Assignment.
Up to and including the line with "correction | no |", reproduce the listing below exactly, beginning at its first line.

Dataset records.
== Segment start ==

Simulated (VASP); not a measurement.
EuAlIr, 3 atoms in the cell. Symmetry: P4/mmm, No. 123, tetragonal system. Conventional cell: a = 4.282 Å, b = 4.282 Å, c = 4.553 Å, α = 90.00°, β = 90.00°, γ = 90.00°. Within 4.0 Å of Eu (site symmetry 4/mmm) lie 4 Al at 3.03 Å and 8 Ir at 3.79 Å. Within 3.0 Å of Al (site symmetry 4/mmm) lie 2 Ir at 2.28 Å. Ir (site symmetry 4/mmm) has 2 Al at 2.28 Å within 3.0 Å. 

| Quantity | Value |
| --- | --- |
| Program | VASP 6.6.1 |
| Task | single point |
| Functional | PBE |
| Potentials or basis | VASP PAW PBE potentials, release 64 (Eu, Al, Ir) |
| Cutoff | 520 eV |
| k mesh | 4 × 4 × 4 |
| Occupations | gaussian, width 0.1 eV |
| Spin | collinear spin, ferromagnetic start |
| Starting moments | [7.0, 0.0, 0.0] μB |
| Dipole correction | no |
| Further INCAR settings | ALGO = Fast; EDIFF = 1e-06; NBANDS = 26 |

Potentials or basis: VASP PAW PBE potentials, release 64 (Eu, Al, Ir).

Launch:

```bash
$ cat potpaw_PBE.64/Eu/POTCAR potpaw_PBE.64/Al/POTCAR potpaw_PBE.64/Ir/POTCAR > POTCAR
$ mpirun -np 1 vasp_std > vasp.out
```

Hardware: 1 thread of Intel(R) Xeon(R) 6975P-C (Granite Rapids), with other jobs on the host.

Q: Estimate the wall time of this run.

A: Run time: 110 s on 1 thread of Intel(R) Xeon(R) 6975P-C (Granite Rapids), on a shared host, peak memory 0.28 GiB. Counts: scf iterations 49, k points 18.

== Segment end ==

Exercise result.
Simulated (VASP); not a measurement.
EuAlIr, 3 atoms in the cell. Symmetry: P4/mmm, No. 123, tetragonal system. Conventional cell: a = 4.282 Å, b = 4.282 Å, c = 4.553 Å, α = 90.00°, β = 90.00°, γ = 90.00°. Within 4.0 Å of Eu (site symmetry 4/mmm) lie 4 Al at 3.03 Å and 8 Ir at 3.79 Å. Within 3.0 Å of Al (site symmetry 4/mmm) lie 2 Ir at 2.28 Å. Ir (site symmetry 4/mmm) has 2 Al at 2.28 Å within 3.0 Å. 

| Quantity | Value |
| --- | --- |
| Program | VASP 6.6.1 |
| Task | single point |
| Functional | PBE |
| Potentials or basis | VASP PAW PBE potentials, release 64 (Eu, Al, Ir) |
| Cutoff | 520 eV |
| k mesh | 4 × 4 × 4 |
| Occupations | gaussian, width 0.1 eV |
| Spin | collinear spin, ferromagnetic start |
| Starting moments | [7.0, 0.0, 0.0] μB |
| Dipole correction | no |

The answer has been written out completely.